» **Work order**:
Transcribe exactly the first line of the listing below and each line that follows it, ending with the line that contains "24 further runs", and omit the remainder.

───── Available data ─────

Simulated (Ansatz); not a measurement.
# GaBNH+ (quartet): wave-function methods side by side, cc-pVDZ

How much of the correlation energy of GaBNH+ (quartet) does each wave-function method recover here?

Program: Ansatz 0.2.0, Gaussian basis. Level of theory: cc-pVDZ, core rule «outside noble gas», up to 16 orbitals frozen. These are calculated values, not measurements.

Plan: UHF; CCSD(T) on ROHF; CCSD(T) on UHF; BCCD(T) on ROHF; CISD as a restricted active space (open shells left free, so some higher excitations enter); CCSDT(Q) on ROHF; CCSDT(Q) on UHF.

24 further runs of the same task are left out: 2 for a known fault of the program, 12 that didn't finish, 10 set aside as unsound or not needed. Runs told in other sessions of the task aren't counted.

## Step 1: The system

─────

» **Solution**:
Simulated (Ansatz); not a measurement.
# GaBNH+ (quartet): wave-function methods side by side, cc-pVDZ

How much of the correlation energy of GaBNH+ (quartet) does each wave-function method recover here?

Program: Ansatz 0.2.0, Gaussian basis. Level of theory: cc-pVDZ, core rule «outside noble gas», up to 16 orbitals frozen. These are calculated values, not measurements.

Plan: UHF; CCSD(T) on ROHF; CCSD(T) on UHF; BCCD(T) on ROHF; CISD as a restricted active space (open shells left free, so some higher excitations enter); CCSDT(Q) on ROHF; CCSDT(Q) on UHF.

24 further runs of the same task are left out: 2 for a known fault of the program, 12 that didn't finish, 10 set aside as unsound or not needed. Runs told in other sessions of the task aren't counted.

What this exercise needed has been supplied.